Work task: From the first line to the last, print the data exactly as written.

** Opening Data records block **

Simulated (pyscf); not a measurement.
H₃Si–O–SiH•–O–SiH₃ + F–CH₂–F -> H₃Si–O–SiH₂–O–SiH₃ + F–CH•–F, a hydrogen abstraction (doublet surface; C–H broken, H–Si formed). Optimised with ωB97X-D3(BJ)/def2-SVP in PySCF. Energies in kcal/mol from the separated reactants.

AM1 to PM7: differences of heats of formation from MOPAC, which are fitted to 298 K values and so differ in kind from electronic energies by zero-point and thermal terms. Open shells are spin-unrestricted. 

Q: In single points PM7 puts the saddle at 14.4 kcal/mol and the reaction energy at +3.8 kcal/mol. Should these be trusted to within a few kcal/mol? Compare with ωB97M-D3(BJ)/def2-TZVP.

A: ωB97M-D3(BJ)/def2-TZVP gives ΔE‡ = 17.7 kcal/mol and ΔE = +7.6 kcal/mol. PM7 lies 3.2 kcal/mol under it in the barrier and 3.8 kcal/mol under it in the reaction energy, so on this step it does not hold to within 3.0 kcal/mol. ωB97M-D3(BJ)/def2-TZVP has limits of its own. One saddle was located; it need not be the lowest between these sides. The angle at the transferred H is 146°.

** Closing Data records block **

Response area:
Simulated (pyscf); not a measurement.
H₃Si–O–SiH•–O–SiH₃ + F–CH₂–F -> H₃Si–O–SiH₂–O–SiH₃ + F–CH•–F, a hydrogen abstraction (doublet surface; C–H broken, H–Si formed). Optimised with ωB97X-D3(BJ)/def2-SVP in PySCF. Energies in kcal/mol from the separated reactants.

AM1 to PM7: differences of heats of formation from MOPAC, which are fitted to 298 K values and so differ in kind from electronic energies by zero-point and thermal terms. Open shells are spin-unrestricted. 

Q: In single points PM7 puts the saddle at 14.4 kcal/mol and the reaction energy at +3.8 kcal/mol. Should these be trusted to within a few kcal/mol? Compare with ωB97M-D3(BJ)/def2-TZVP.

A: ωB97M-D3(BJ)/def2-TZVP gives ΔE‡ = 17.7 kcal/mol and ΔE = +7.6 kcal/mol. PM7 lies 3.2 kcal/mol under it in the barrier and 3.8 kcal/mol under it in the reaction energy, so on this step it does not hold to within 3.0 kcal/mol. ωB97M-D3(BJ)/def2-TZVP has limits of its own. One saddle was located; it need not be the lowest between these sides. The angle at the transferred H is 146°.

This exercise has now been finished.